═══ DATASET ═══

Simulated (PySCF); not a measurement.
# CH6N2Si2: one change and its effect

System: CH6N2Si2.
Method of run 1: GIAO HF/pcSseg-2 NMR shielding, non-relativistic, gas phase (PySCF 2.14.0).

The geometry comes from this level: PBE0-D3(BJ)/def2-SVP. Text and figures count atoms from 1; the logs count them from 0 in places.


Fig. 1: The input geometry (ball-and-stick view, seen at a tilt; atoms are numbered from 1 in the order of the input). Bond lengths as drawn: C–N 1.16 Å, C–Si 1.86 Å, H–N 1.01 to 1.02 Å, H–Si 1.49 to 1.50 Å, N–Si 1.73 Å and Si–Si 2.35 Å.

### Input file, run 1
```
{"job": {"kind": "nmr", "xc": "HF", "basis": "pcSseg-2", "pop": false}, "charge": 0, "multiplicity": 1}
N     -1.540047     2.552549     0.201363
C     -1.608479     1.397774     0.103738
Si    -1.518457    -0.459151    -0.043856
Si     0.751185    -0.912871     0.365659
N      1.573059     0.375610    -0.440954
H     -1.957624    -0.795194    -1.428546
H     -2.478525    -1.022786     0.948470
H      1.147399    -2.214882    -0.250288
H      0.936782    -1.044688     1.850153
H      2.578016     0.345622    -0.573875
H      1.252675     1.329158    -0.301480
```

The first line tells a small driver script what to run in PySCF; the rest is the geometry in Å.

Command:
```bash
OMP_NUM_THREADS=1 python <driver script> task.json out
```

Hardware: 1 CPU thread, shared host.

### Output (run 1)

═══

Look through the material above and print exactly the lines from the one containing "System: CH6N2Si2." to the one containing "The geometry comes", both included, and nothing more.

◆ TASK SOLUTION ◆
System: CH6N2Si2.
Method of run 1: GIAO HF/pcSseg-2 NMR shielding, non-relativistic, gas phase (PySCF 2.14.0).

The geometry comes from this level: PBE0-D3(BJ)/def2-SVP. Text and figures count atoms from 1; the logs count them from 0 in places.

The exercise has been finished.